▶ **EXERCISE**
Copy exactly, please, each line of the data below until the line that contains "of the structure?" has been copied, beginning at the top.

▶ **EXTRACTED RECORDS**
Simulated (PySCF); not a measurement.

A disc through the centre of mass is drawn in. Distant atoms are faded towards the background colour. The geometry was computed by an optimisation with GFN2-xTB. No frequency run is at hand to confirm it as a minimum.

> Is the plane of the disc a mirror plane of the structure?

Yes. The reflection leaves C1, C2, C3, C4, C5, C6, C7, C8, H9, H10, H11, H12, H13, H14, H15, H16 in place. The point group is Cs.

▶ **EXERCISE RESPONSE**
Simulated (PySCF); not a measurement.

A disc through the centre of mass is drawn in. Distant atoms are faded towards the background colour. The geometry was computed by an optimisation with GFN2-xTB. No frequency run is at hand to confirm it as a minimum.

> Is the plane of the disc a mirror plane of the structure?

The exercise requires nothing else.